*** Opening PROVIDED INFORMATION ***
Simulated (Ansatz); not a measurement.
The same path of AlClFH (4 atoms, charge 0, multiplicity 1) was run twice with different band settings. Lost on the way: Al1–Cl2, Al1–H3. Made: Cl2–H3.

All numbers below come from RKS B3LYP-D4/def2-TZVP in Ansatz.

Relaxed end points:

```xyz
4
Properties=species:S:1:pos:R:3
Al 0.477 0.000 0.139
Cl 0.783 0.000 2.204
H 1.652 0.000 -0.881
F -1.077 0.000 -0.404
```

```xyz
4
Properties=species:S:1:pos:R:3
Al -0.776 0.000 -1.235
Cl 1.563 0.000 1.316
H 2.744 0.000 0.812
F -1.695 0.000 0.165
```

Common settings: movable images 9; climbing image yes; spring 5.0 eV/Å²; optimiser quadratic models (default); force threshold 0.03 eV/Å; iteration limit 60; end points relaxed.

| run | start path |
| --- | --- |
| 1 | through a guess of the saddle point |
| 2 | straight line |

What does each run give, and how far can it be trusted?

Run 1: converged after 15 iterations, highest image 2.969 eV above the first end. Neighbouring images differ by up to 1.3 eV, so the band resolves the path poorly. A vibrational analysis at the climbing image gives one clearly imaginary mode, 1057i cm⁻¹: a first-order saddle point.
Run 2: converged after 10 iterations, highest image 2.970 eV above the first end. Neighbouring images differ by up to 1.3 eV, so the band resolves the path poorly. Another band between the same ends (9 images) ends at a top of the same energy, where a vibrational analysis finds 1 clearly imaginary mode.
*** Closing PROVIDED INFORMATION ***

▸ **WORK INSTRUCTION**:
Copy down every record, keeping each one exact.

▸ **EXERCISE RESULT**:
Simulated (Ansatz); not a measurement.
The same path of AlClFH (4 atoms, charge 0, multiplicity 1) was run twice with different band settings. Lost on the way: Al1–Cl2, Al1–H3. Made: Cl2–H3.

All numbers below come from RKS B3LYP-D4/def2-TZVP in Ansatz.

Relaxed end points:

```xyz
4
Properties=species:S:1:pos:R:3
Al 0.477 0.000 0.139
Cl 0.783 0.000 2.204
H 1.652 0.000 -0.881
F -1.077 0.000 -0.404
```

```xyz
4
Properties=species:S:1:pos:R:3
Al -0.776 0.000 -1.235
Cl 1.563 0.000 1.316
H 2.744 0.000 0.812
F -1.695 0.000 0.165
```

Common settings: movable images 9; climbing image yes; spring 5.0 eV/Å²; optimiser quadratic models (default); force threshold 0.03 eV/Å; iteration limit 60; end points relaxed.

| run | start path |
| --- | --- |
| 1 | through a guess of the saddle point |
| 2 | straight line |

What does each run give, and how far can it be trusted?

Run 1: converged after 15 iterations, highest image 2.969 eV above the first end. Neighbouring images differ by up to 1.3 eV, so the band resolves the path poorly. A vibrational analysis at the climbing image gives one clearly imaginary mode, 1057i cm⁻¹: a first-order saddle point.
Run 2: converged after 10 iterations, highest image 2.970 eV above the first end. Neighbouring images differ by up to 1.3 eV, so the band resolves the path poorly. Another band between the same ends (9 images) ends at a top of the same energy, where a vibrational analysis finds 1 clearly imaginary mode.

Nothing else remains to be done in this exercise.